### Brief
Every entry must be given again exactly as it is written.

### Material provided
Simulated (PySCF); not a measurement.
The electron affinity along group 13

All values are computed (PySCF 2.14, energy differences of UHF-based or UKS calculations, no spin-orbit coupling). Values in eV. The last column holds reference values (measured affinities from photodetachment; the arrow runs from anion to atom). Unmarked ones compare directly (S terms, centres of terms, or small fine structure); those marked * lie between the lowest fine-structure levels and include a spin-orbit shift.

### Your response
Simulated (PySCF); not a measurement.
The electron affinity along group 13

All values are computed (PySCF 2.14, energy differences of UHF-based or UKS calculations, no spin-orbit coupling). Values in eV. The last column holds reference values (measured affinities from photodetachment; the arrow runs from anion to atom). Unmarked ones compare directly (S terms, centres of terms, or small fine structure); those marked * lie between the lowest fine-structure levels and include a spin-orbit shift.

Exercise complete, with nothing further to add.